# [WORK ITEM]
When you reach the line that contains "64 (Al, N) |" in the data below, start reproducing lines exactly, and stop after the line that contains "Wall time 18".

# [RECORD SET]
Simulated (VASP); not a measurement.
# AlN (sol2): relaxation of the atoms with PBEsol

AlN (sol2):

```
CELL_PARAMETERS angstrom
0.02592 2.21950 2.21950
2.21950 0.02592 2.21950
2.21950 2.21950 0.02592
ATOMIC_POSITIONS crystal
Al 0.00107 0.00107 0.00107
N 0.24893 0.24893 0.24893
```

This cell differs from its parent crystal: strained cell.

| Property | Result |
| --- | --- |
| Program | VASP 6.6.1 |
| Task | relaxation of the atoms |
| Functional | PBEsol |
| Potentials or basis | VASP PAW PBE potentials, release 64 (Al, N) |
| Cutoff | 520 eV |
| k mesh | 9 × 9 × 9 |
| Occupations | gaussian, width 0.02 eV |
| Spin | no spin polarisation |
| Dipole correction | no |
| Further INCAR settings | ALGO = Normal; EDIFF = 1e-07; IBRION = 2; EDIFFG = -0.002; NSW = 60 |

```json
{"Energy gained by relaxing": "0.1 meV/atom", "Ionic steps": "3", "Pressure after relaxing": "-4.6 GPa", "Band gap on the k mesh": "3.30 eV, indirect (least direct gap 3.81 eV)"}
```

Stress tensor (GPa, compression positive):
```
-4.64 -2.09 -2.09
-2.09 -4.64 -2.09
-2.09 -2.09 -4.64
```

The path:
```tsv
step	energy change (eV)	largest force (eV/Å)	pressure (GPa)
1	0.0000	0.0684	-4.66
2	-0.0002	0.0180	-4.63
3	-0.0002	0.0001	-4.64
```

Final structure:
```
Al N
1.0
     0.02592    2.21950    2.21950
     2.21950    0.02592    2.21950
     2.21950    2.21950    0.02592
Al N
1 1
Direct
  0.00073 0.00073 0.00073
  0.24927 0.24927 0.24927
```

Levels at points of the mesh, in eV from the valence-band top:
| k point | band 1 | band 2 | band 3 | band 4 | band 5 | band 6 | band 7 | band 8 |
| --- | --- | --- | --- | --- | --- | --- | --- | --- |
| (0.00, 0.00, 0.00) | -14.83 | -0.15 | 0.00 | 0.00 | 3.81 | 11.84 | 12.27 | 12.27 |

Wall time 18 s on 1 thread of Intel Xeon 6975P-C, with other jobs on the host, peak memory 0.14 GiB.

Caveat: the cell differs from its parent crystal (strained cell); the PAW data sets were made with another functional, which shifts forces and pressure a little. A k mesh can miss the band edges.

# [EXERCISE SOLUTION]
| Potentials or basis | VASP PAW PBE potentials, release 64 (Al, N) |
| Cutoff | 520 eV |
| k mesh | 9 × 9 × 9 |
| Occupations | gaussian, width 0.02 eV |
| Spin | no spin polarisation |
| Dipole correction | no |
| Further INCAR settings | ALGO = Normal; EDIFF = 1e-07; IBRION = 2; EDIFFG = -0.002; NSW = 60 |

```json
{"Energy gained by relaxing": "0.1 meV/atom", "Ionic steps": "3", "Pressure after relaxing": "-4.6 GPa", "Band gap on the k mesh": "3.30 eV, indirect (least direct gap 3.81 eV)"}
```

Stress tensor (GPa, compression positive):
```
-4.64 -2.09 -2.09
-2.09 -4.64 -2.09
-2.09 -2.09 -4.64
```

The path:
```tsv
step	energy change (eV)	largest force (eV/Å)	pressure (GPa)
1	0.0000	0.0684	-4.66
2	-0.0002	0.0180	-4.63
3	-0.0002	0.0001	-4.64
```

Final structure:
```
Al N
1.0
     0.02592    2.21950    2.21950
     2.21950    0.02592    2.21950
     2.21950    2.21950    0.02592
Al N
1 1
Direct
  0.00073 0.00073 0.00073
  0.24927 0.24927 0.24927
```

Levels at points of the mesh, in eV from the valence-band top:
| k point | band 1 | band 2 | band 3 | band 4 | band 5 | band 6 | band 7 | band 8 |
| --- | --- | --- | --- | --- | --- | --- | --- | --- |
| (0.00, 0.00, 0.00) | -14.83 | -0.15 | 0.00 | 0.00 | 3.81 | 11.84 | 12.27 | 12.27 |

Wall time 18 s on 1 thread of Intel Xeon 6975P-C, with other jobs on the host, peak memory 0.14 GiB.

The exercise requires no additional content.